※

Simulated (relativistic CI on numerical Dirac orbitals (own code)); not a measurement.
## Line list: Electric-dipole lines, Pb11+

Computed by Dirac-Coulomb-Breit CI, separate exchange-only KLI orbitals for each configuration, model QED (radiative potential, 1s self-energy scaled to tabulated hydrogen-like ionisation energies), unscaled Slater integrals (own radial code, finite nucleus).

※

Activity:
Transcribe the full listing exactly, omitting nothing.

Written response:
Simulated (relativistic CI on numerical Dirac orbitals (own code)); not a measurement.
## Line list: Electric-dipole lines, Pb11+

Computed by Dirac-Coulomb-Breit CI, separate exchange-only KLI orbitals for each configuration, model QED (radiative potential, 1s self-energy scaled to tabulated hydrogen-like ionisation energies), unscaled Slater integrals (own radial code, finite nucleus).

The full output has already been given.